Requirement: Please copy the data shown below, word for word.

Listed records:

BEGIN

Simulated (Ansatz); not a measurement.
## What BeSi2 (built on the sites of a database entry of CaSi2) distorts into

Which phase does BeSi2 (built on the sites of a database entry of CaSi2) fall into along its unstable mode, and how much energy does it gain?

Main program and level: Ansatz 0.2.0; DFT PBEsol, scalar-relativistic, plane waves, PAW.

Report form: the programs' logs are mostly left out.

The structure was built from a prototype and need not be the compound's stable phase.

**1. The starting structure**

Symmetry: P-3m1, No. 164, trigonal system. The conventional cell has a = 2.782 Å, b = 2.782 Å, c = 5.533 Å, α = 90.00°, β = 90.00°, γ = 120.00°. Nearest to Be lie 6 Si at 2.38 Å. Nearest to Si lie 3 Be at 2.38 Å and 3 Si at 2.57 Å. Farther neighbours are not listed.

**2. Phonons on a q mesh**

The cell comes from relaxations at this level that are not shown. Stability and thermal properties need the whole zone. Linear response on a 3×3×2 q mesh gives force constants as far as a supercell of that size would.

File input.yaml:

END

Written answer:
Simulated (Ansatz); not a measurement.
## What BeSi2 (built on the sites of a database entry of CaSi2) distorts into

Which phase does BeSi2 (built on the sites of a database entry of CaSi2) fall into along its unstable mode, and how much energy does it gain?

Main program and level: Ansatz 0.2.0; DFT PBEsol, scalar-relativistic, plane waves, PAW.

Report form: the programs' logs are mostly left out.

The structure was built from a prototype and need not be the compound's stable phase.

**1. The starting structure**

Symmetry: P-3m1, No. 164, trigonal system. The conventional cell has a = 2.782 Å, b = 2.782 Å, c = 5.533 Å, α = 90.00°, β = 90.00°, γ = 120.00°. Nearest to Be lie 6 Si at 2.38 Å. Nearest to Si lie 3 Be at 2.38 Å and 3 Si at 2.57 Å. Farther neighbours are not listed.

**2. Phonons on a q mesh**

The cell comes from relaxations at this level that are not shown. Stability and thermal properties need the whole zone. Linear response on a 3×3×2 q mesh gives force constants as far as a supercell of that size would.

File input.yaml:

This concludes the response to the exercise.